☆ ☆ ☆ ☆ ☆ ☆ ☆

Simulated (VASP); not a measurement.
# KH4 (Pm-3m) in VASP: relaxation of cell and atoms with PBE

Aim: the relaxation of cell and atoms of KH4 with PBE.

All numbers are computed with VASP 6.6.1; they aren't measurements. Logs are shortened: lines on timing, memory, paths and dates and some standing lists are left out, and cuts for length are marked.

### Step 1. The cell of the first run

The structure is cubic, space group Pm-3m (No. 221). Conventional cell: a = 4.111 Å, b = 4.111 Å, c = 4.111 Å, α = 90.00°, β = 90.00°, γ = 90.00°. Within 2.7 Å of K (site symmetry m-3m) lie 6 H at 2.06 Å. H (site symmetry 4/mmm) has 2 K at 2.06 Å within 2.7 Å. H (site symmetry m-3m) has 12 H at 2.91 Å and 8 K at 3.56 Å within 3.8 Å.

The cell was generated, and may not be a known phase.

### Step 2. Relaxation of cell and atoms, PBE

☆ ☆ ☆ ☆ ☆ ☆ ☆

== TASK ITEM ==
Restate the full listing word for word, leaving out nothing.

== EXERCISE SOLUTION ==
Simulated (VASP); not a measurement.
# KH4 (Pm-3m) in VASP: relaxation of cell and atoms with PBE

Aim: the relaxation of cell and atoms of KH4 with PBE.

All numbers are computed with VASP 6.6.1; they aren't measurements. Logs are shortened: lines on timing, memory, paths and dates and some standing lists are left out, and cuts for length are marked.

### Step 1. The cell of the first run

The structure is cubic, space group Pm-3m (No. 221). Conventional cell: a = 4.111 Å, b = 4.111 Å, c = 4.111 Å, α = 90.00°, β = 90.00°, γ = 90.00°. Within 2.7 Å of K (site symmetry m-3m) lie 6 H at 2.06 Å. H (site symmetry 4/mmm) has 2 K at 2.06 Å within 2.7 Å. H (site symmetry m-3m) has 12 H at 2.91 Å and 8 K at 3.56 Å within 3.8 Å.

The cell was generated, and may not be a known phase.

### Step 2. Relaxation of cell and atoms, PBE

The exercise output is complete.